Data extracts: Begin

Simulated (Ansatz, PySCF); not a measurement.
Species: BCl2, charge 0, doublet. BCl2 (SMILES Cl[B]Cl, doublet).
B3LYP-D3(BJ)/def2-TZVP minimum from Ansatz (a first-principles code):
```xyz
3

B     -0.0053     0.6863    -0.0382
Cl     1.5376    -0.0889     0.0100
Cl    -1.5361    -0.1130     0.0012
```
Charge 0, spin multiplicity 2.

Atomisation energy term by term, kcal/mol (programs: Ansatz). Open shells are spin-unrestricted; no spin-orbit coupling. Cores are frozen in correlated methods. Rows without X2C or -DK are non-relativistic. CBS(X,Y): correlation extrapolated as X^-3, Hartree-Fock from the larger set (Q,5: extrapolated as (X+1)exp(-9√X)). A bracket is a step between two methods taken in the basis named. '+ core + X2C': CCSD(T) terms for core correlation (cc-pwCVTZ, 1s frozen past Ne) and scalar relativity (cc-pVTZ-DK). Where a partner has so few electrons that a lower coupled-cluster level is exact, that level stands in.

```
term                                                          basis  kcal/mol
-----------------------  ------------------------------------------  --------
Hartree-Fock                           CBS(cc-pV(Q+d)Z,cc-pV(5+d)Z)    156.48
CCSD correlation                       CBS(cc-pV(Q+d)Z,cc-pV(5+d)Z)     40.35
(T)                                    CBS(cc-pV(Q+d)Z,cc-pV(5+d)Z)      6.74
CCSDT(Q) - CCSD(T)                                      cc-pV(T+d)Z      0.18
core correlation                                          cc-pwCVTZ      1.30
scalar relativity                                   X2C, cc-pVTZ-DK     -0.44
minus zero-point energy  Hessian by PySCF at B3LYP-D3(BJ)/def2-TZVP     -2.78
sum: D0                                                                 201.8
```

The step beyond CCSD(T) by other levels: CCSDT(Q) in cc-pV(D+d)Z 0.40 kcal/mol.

Data extracts: End

- [Assigned task]: In restating the data, begin at its first line, reproduce each line word for word, and conclude with the line that contains "Charge 0, spin multiplicity 2.".

- [Response box]:
Simulated (Ansatz, PySCF); not a measurement.
Species: BCl2, charge 0, doublet. BCl2 (SMILES Cl[B]Cl, doublet).
B3LYP-D3(BJ)/def2-TZVP minimum from Ansatz (a first-principles code):
```xyz
3

B     -0.0053     0.6863    -0.0382
Cl     1.5376    -0.0889     0.0100
Cl    -1.5361    -0.1130     0.0012
```
Charge 0, spin multiplicity 2.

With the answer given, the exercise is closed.